....

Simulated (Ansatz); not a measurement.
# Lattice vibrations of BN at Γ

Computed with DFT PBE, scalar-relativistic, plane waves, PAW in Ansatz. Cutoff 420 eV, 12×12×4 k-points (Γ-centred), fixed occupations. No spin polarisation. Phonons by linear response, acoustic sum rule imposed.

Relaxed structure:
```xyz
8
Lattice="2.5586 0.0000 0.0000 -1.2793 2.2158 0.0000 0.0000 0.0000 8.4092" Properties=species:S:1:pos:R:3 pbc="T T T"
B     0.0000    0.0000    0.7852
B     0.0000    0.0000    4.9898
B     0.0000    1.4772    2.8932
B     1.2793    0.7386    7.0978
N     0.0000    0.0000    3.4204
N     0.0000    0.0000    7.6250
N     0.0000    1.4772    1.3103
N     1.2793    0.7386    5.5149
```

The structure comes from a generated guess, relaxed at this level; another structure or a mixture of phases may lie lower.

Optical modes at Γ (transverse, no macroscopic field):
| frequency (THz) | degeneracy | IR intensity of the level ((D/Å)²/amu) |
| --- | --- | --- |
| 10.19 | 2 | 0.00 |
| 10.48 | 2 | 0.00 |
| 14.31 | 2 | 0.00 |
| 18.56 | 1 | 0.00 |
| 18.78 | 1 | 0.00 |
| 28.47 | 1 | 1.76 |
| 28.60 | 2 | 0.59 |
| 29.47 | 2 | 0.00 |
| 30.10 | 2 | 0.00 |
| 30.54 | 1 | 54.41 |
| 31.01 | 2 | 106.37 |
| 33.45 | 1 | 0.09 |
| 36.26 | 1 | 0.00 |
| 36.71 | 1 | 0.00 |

....

_WORK REQUEST:_
Using the listing above, please repeat every entry exactly.

_EXERCISE SOLUTION:_
Simulated (Ansatz); not a measurement.
# Lattice vibrations of BN at Γ

Computed with DFT PBE, scalar-relativistic, plane waves, PAW in Ansatz. Cutoff 420 eV, 12×12×4 k-points (Γ-centred), fixed occupations. No spin polarisation. Phonons by linear response, acoustic sum rule imposed.

Relaxed structure:
```xyz
8
Lattice="2.5586 0.0000 0.0000 -1.2793 2.2158 0.0000 0.0000 0.0000 8.4092" Properties=species:S:1:pos:R:3 pbc="T T T"
B     0.0000    0.0000    0.7852
B     0.0000    0.0000    4.9898
B     0.0000    1.4772    2.8932
B     1.2793    0.7386    7.0978
N     0.0000    0.0000    3.4204
N     0.0000    0.0000    7.6250
N     0.0000    1.4772    1.3103
N     1.2793    0.7386    5.5149
```

The structure comes from a generated guess, relaxed at this level; another structure or a mixture of phases may lie lower.

Optical modes at Γ (transverse, no macroscopic field):
| frequency (THz) | degeneracy | IR intensity of the level ((D/Å)²/amu) |
| --- | --- | --- |
| 10.19 | 2 | 0.00 |
| 10.48 | 2 | 0.00 |
| 14.31 | 2 | 0.00 |
| 18.56 | 1 | 0.00 |
| 18.78 | 1 | 0.00 |
| 28.47 | 1 | 1.76 |
| 28.60 | 2 | 0.59 |
| 29.47 | 2 | 0.00 |
| 30.10 | 2 | 0.00 |
| 30.54 | 1 | 54.41 |
| 31.01 | 2 | 106.37 |
| 33.45 | 1 | 0.09 |
| 36.26 | 1 | 0.00 |
| 36.71 | 1 | 0.00 |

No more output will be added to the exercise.